-.-.-
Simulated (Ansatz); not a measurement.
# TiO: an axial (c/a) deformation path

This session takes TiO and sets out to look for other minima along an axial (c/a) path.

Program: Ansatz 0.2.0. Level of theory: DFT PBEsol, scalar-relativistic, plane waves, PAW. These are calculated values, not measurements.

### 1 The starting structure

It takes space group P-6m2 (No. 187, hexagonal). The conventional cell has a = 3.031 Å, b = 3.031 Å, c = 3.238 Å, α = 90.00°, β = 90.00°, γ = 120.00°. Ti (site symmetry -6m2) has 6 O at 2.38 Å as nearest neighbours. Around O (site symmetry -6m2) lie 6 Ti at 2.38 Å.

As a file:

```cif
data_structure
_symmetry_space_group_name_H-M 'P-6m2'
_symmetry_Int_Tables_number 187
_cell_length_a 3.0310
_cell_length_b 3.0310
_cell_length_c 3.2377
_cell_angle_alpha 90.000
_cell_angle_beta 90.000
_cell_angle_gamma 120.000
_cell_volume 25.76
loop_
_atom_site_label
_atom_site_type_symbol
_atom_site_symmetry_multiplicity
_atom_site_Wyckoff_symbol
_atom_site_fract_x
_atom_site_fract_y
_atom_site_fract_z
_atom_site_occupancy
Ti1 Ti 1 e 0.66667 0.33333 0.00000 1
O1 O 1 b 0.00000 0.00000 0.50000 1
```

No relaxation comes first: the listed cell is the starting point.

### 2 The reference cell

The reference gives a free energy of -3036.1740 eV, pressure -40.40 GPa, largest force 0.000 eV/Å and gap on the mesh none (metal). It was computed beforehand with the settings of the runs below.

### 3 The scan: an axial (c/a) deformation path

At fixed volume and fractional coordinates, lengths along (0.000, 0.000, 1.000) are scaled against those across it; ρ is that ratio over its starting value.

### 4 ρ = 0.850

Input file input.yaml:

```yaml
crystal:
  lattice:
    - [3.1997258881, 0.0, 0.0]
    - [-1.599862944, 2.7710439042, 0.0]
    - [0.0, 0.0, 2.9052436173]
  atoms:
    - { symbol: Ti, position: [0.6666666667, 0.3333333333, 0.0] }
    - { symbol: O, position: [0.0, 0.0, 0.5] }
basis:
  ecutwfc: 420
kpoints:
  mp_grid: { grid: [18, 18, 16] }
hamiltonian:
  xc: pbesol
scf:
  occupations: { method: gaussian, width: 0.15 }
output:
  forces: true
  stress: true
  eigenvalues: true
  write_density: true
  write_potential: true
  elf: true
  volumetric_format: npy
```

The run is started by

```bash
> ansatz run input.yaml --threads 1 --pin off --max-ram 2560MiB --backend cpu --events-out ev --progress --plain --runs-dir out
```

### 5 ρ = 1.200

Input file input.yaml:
-.-.-

■ Work order:
Include the first line, the line containing "### 2 The reference cell", and every line between them, copied exactly from the material above; output no other line.

■ Written answer:
Simulated (Ansatz); not a measurement.
# TiO: an axial (c/a) deformation path

This session takes TiO and sets out to look for other minima along an axial (c/a) path.

Program: Ansatz 0.2.0. Level of theory: DFT PBEsol, scalar-relativistic, plane waves, PAW. These are calculated values, not measurements.

### 1 The starting structure

It takes space group P-6m2 (No. 187, hexagonal). The conventional cell has a = 3.031 Å, b = 3.031 Å, c = 3.238 Å, α = 90.00°, β = 90.00°, γ = 120.00°. Ti (site symmetry -6m2) has 6 O at 2.38 Å as nearest neighbours. Around O (site symmetry -6m2) lie 6 Ti at 2.38 Å.

As a file:

```cif
data_structure
_symmetry_space_group_name_H-M 'P-6m2'
_symmetry_Int_Tables_number 187
_cell_length_a 3.0310
_cell_length_b 3.0310
_cell_length_c 3.2377
_cell_angle_alpha 90.000
_cell_angle_beta 90.000
_cell_angle_gamma 120.000
_cell_volume 25.76
loop_
_atom_site_label
_atom_site_type_symbol
_atom_site_symmetry_multiplicity
_atom_site_Wyckoff_symbol
_atom_site_fract_x
_atom_site_fract_y
_atom_site_fract_z
_atom_site_occupancy
Ti1 Ti 1 e 0.66667 0.33333 0.00000 1
O1 O 1 b 0.00000 0.00000 0.50000 1
```

No relaxation comes first: the listed cell is the starting point.

### 2 The reference cell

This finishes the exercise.